* Data supplied *

Segment Open

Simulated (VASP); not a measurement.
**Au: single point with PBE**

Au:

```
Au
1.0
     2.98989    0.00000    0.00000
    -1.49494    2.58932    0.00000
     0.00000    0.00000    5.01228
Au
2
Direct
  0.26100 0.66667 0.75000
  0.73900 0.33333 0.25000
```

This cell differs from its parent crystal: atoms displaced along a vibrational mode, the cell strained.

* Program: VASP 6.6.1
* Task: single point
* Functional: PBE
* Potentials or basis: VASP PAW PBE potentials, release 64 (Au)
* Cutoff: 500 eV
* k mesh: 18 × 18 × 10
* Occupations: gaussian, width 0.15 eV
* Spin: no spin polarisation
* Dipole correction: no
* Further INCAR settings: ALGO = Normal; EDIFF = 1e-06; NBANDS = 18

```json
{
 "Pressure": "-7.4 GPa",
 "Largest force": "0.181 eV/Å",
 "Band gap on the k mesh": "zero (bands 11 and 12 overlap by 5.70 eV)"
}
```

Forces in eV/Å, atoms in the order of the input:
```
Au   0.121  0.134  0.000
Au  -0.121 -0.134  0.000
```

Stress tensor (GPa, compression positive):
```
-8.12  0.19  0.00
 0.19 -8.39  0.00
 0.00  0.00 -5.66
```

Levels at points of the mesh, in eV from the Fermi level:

Segment Closed

Write out, exactly and with nothing else, the lines of the listing above from its first line through the line with "width 0.15 eV".

Simulated (VASP); not a measurement.
**Au: single point with PBE**

Au:

```
Au
1.0
     2.98989    0.00000    0.00000
    -1.49494    2.58932    0.00000
     0.00000    0.00000    5.01228
Au
2
Direct
  0.26100 0.66667 0.75000
  0.73900 0.33333 0.25000
```

This cell differs from its parent crystal: atoms displaced along a vibrational mode, the cell strained.

* Program: VASP 6.6.1
* Task: single point
* Functional: PBE
* Potentials or basis: VASP PAW PBE potentials, release 64 (Au)
* Cutoff: 500 eV
* k mesh: 18 × 18 × 10
* Occupations: gaussian, width 0.15 eV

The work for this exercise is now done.